● Work instruction: Give the data again in full. Keep every line the same.

● Information provided:
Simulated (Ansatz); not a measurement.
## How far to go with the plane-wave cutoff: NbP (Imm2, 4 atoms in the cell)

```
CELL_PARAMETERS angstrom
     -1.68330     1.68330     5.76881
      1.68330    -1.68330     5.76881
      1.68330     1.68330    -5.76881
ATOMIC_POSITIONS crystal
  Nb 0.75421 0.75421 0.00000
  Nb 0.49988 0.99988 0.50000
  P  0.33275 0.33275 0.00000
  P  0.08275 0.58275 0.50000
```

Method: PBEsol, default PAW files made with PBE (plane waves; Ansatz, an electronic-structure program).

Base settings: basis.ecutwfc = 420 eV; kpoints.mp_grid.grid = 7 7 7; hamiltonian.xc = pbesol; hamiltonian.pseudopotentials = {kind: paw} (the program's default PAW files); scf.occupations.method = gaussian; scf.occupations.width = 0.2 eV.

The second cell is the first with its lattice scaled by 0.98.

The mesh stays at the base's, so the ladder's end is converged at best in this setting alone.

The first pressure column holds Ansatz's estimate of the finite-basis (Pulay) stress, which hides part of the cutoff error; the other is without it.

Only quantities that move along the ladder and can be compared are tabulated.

● Task result:
Simulated (Ansatz); not a measurement.
## How far to go with the plane-wave cutoff: NbP (Imm2, 4 atoms in the cell)

```
CELL_PARAMETERS angstrom
     -1.68330     1.68330     5.76881
      1.68330    -1.68330     5.76881
      1.68330     1.68330    -5.76881
ATOMIC_POSITIONS crystal
  Nb 0.75421 0.75421 0.00000
  Nb 0.49988 0.99988 0.50000
  P  0.33275 0.33275 0.00000
  P  0.08275 0.58275 0.50000
```

Method: PBEsol, default PAW files made with PBE (plane waves; Ansatz, an electronic-structure program).

Base settings: basis.ecutwfc = 420 eV; kpoints.mp_grid.grid = 7 7 7; hamiltonian.xc = pbesol; hamiltonian.pseudopotentials = {kind: paw} (the program's default PAW files); scf.occupations.method = gaussian; scf.occupations.width = 0.2 eV.

The second cell is the first with its lattice scaled by 0.98.

The mesh stays at the base's, so the ladder's end is converged at best in this setting alone.

The first pressure column holds Ansatz's estimate of the finite-basis (Pulay) stress, which hides part of the cutoff error; the other is without it.

Only quantities that move along the ladder and can be compared are tabulated.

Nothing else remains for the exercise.